# Given information
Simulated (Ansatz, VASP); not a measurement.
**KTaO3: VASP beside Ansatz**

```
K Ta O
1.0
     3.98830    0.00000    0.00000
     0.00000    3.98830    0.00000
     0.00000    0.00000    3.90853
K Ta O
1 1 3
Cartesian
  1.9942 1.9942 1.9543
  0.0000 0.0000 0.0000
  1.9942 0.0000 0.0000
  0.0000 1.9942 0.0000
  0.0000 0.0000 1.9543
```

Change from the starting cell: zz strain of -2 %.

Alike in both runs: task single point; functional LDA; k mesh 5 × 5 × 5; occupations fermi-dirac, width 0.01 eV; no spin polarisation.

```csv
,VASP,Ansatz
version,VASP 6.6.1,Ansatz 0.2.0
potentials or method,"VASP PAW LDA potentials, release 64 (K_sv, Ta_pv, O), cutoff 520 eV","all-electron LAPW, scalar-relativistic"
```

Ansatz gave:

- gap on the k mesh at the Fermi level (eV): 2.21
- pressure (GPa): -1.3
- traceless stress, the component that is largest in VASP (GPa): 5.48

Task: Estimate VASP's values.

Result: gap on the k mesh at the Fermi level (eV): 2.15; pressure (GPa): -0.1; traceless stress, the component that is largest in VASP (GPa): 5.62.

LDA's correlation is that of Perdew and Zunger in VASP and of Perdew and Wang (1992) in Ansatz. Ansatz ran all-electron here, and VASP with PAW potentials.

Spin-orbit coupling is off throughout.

# Assignment
Repeat this material verbatim.

# Response area
Simulated (Ansatz, VASP); not a measurement.
**KTaO3: VASP beside Ansatz**

```
K Ta O
1.0
     3.98830    0.00000    0.00000
     0.00000    3.98830    0.00000
     0.00000    0.00000    3.90853
K Ta O
1 1 3
Cartesian
  1.9942 1.9942 1.9543
  0.0000 0.0000 0.0000
  1.9942 0.0000 0.0000
  0.0000 1.9942 0.0000
  0.0000 0.0000 1.9543
```

Change from the starting cell: zz strain of -2 %.

Alike in both runs: task single point; functional LDA; k mesh 5 × 5 × 5; occupations fermi-dirac, width 0.01 eV; no spin polarisation.

```csv
,VASP,Ansatz
version,VASP 6.6.1,Ansatz 0.2.0
potentials or method,"VASP PAW LDA potentials, release 64 (K_sv, Ta_pv, O), cutoff 520 eV","all-electron LAPW, scalar-relativistic"
```

Ansatz gave:

- gap on the k mesh at the Fermi level (eV): 2.21
- pressure (GPa): -1.3
- traceless stress, the component that is largest in VASP (GPa): 5.48

Task: Estimate VASP's values.

Result: gap on the k mesh at the Fermi level (eV): 2.15; pressure (GPa): -0.1; traceless stress, the component that is largest in VASP (GPa): 5.62.

LDA's correlation is that of Perdew and Zunger in VASP and of Perdew and Wang (1992) in Ansatz. Ansatz ran all-electron here, and VASP with PAW potentials.

Spin-orbit coupling is off throughout.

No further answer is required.